(Data shown)

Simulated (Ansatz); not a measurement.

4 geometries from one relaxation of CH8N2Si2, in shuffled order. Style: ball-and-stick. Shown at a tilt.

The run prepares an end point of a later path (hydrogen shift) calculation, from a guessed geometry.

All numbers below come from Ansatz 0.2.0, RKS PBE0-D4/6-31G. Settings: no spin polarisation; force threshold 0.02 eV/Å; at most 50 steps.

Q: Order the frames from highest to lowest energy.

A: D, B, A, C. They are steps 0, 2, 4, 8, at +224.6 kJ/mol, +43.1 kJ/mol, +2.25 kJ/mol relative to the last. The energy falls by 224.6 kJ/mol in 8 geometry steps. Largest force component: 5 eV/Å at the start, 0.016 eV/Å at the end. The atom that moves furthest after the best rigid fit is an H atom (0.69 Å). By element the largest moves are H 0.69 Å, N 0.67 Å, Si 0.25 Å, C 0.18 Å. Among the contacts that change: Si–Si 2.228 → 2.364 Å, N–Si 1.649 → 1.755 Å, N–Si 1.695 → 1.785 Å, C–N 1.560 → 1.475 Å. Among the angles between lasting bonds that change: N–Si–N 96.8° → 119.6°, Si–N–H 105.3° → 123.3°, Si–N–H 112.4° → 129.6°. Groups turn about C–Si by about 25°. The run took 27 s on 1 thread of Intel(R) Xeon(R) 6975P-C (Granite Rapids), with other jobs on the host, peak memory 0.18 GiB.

(End Data shown)

**Task item**:
Please copy out every entry exactly, with nothing omitted.

**Exercise output**:
Simulated (Ansatz); not a measurement.

4 geometries from one relaxation of CH8N2Si2, in shuffled order. Style: ball-and-stick. Shown at a tilt.

The run prepares an end point of a later path (hydrogen shift) calculation, from a guessed geometry.

All numbers below come from Ansatz 0.2.0, RKS PBE0-D4/6-31G. Settings: no spin polarisation; force threshold 0.02 eV/Å; at most 50 steps.

Q: Order the frames from highest to lowest energy.

A: D, B, A, C. They are steps 0, 2, 4, 8, at +224.6 kJ/mol, +43.1 kJ/mol, +2.25 kJ/mol relative to the last. The energy falls by 224.6 kJ/mol in 8 geometry steps. Largest force component: 5 eV/Å at the start, 0.016 eV/Å at the end. The atom that moves furthest after the best rigid fit is an H atom (0.69 Å). By element the largest moves are H 0.69 Å, N 0.67 Å, Si 0.25 Å, C 0.18 Å. Among the contacts that change: Si–Si 2.228 → 2.364 Å, N–Si 1.649 → 1.755 Å, N–Si 1.695 → 1.785 Å, C–N 1.560 → 1.475 Å. Among the angles between lasting bonds that change: N–Si–N 96.8° → 119.6°, Si–N–H 105.3° → 123.3°, Si–N–H 112.4° → 129.6°. Groups turn about C–Si by about 25°. The run took 27 s on 1 thread of Intel(R) Xeon(R) 6975P-C (Granite Rapids), with other jobs on the host, peak memory 0.18 GiB.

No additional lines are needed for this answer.